::::::
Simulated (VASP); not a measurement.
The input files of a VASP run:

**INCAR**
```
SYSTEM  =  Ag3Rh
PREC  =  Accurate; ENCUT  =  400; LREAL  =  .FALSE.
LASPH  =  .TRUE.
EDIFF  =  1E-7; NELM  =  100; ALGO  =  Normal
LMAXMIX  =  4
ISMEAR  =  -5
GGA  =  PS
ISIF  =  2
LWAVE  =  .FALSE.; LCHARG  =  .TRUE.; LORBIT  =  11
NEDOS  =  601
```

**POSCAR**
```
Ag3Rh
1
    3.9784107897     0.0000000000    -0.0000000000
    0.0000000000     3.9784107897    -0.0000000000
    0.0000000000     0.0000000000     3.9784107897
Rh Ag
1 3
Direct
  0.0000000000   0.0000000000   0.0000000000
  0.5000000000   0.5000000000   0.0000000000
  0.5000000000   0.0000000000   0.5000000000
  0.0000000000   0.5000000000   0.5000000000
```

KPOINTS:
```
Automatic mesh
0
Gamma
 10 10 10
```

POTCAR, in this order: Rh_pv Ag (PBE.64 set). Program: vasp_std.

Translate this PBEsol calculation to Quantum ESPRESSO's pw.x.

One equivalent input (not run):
::::::

REQUIREMENT ->
Begin at the top of the records above and quote each line exactly, ending with the line that contains "Translate this PBEsol".

ANSWER SECTION ->
Simulated (VASP); not a measurement.
The input files of a VASP run:

**INCAR**
```
SYSTEM  =  Ag3Rh
PREC  =  Accurate; ENCUT  =  400; LREAL  =  .FALSE.
LASPH  =  .TRUE.
EDIFF  =  1E-7; NELM  =  100; ALGO  =  Normal
LMAXMIX  =  4
ISMEAR  =  -5
GGA  =  PS
ISIF  =  2
LWAVE  =  .FALSE.; LCHARG  =  .TRUE.; LORBIT  =  11
NEDOS  =  601
```

**POSCAR**
```
Ag3Rh
1
    3.9784107897     0.0000000000    -0.0000000000
    0.0000000000     3.9784107897    -0.0000000000
    0.0000000000     0.0000000000     3.9784107897
Rh Ag
1 3
Direct
  0.0000000000   0.0000000000   0.0000000000
  0.5000000000   0.5000000000   0.0000000000
  0.5000000000   0.0000000000   0.5000000000
  0.0000000000   0.5000000000   0.5000000000
```

KPOINTS:
```
Automatic mesh
0
Gamma
 10 10 10
```

POTCAR, in this order: Rh_pv Ag (PBE.64 set). Program: vasp_std.

Translate this PBEsol calculation to Quantum ESPRESSO's pw.x.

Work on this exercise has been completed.